WORK ORDER
Transcribe, verbatim, every line from the start of the entries through the line that contains "Problem. Set up"; include both boundary lines and omit all others.

== Segment start ==

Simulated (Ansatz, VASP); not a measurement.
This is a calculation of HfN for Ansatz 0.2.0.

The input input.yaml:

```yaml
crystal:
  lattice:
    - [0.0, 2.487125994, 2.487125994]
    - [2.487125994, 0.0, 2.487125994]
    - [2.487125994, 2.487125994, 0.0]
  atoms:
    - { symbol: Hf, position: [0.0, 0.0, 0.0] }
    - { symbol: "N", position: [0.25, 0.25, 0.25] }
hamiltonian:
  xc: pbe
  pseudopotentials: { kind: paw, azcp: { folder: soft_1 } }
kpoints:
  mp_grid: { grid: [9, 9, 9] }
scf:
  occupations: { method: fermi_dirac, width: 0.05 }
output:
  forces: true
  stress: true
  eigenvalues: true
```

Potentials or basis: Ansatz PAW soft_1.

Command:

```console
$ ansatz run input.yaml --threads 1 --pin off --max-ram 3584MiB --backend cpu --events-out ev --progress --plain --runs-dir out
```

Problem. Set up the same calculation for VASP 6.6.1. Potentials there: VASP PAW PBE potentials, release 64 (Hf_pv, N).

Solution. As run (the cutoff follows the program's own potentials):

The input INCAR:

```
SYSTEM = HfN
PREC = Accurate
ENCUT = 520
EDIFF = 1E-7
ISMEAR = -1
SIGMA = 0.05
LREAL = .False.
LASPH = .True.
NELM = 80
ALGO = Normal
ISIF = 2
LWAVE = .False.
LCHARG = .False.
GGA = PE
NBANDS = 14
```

== Segment end ==

RESULT
Simulated (Ansatz, VASP); not a measurement.
This is a calculation of HfN for Ansatz 0.2.0.

The input input.yaml:

```yaml
crystal:
  lattice:
    - [0.0, 2.487125994, 2.487125994]
    - [2.487125994, 0.0, 2.487125994]
    - [2.487125994, 2.487125994, 0.0]
  atoms:
    - { symbol: Hf, position: [0.0, 0.0, 0.0] }
    - { symbol: "N", position: [0.25, 0.25, 0.25] }
hamiltonian:
  xc: pbe
  pseudopotentials: { kind: paw, azcp: { folder: soft_1 } }
kpoints:
  mp_grid: { grid: [9, 9, 9] }
scf:
  occupations: { method: fermi_dirac, width: 0.05 }
output:
  forces: true
  stress: true
  eigenvalues: true
```

Potentials or basis: Ansatz PAW soft_1.

Command:

```console
$ ansatz run input.yaml --threads 1 --pin off --max-ram 3584MiB --backend cpu --events-out ev --progress --plain --runs-dir out
```

Problem. Set up the same calculation for VASP 6.6.1. Potentials there: VASP PAW PBE potentials, release 64 (Hf_pv, N).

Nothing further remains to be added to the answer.